— ACTION ITEM —
In the entries that follow, find the line containing "### 1 The structure", then output exactly every line from the first through that one.

— DATA SUPPLIED —
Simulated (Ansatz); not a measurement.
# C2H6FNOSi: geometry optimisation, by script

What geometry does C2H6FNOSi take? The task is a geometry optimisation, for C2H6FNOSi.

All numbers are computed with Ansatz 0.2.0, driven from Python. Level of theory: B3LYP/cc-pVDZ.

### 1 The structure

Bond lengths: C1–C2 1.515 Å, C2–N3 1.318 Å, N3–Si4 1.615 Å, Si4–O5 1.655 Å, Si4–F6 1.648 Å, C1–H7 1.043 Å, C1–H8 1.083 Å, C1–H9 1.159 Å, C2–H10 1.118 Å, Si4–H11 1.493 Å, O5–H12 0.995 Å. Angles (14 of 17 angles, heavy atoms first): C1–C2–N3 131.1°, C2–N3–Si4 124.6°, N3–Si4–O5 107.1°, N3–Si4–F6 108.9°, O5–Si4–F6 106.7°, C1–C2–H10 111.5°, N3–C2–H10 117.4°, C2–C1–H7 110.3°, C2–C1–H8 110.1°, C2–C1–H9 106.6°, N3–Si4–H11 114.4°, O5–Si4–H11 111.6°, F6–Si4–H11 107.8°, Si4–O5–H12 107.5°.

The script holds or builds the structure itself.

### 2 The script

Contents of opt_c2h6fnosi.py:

— WORKED SOLUTION —
Simulated (Ansatz); not a measurement.
# C2H6FNOSi: geometry optimisation, by script

What geometry does C2H6FNOSi take? The task is a geometry optimisation, for C2H6FNOSi.

All numbers are computed with Ansatz 0.2.0, driven from Python. Level of theory: B3LYP/cc-pVDZ.

### 1 The structure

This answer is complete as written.